Work item →
A word-for-word transcription of the records is required.

[Opening Information provided section]
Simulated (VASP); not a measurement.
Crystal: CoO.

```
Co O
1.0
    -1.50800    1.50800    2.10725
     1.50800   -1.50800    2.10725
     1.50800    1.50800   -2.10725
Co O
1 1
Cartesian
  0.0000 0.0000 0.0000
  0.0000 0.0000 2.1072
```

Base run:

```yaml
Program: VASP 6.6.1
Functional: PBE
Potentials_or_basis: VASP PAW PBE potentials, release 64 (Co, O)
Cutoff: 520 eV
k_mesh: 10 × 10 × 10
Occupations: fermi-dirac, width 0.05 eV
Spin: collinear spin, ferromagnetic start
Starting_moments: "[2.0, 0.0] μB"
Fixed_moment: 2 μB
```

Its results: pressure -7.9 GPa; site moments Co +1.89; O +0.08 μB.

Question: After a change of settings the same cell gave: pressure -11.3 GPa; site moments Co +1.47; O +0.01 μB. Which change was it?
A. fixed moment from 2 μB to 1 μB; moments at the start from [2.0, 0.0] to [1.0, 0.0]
[Closing Information provided section]

Problem solution →
Simulated (VASP); not a measurement.
Crystal: CoO.

```
Co O
1.0
    -1.50800    1.50800    2.10725
     1.50800   -1.50800    2.10725
     1.50800    1.50800   -2.10725
Co O
1 1
Cartesian
  0.0000 0.0000 0.0000
  0.0000 0.0000 2.1072
```

Base run:

```yaml
Program: VASP 6.6.1
Functional: PBE
Potentials_or_basis: VASP PAW PBE potentials, release 64 (Co, O)
Cutoff: 520 eV
k_mesh: 10 × 10 × 10
Occupations: fermi-dirac, width 0.05 eV
Spin: collinear spin, ferromagnetic start
Starting_moments: "[2.0, 0.0] μB"
Fixed_moment: 2 μB
```

Its results: pressure -7.9 GPa; site moments Co +1.89; O +0.08 μB.

Question: After a change of settings the same cell gave: pressure -11.3 GPa; site moments Co +1.47; O +0.01 μB. Which change was it?
A. fixed moment from 2 μB to 1 μB; moments at the start from [2.0, 0.0] to [1.0, 0.0]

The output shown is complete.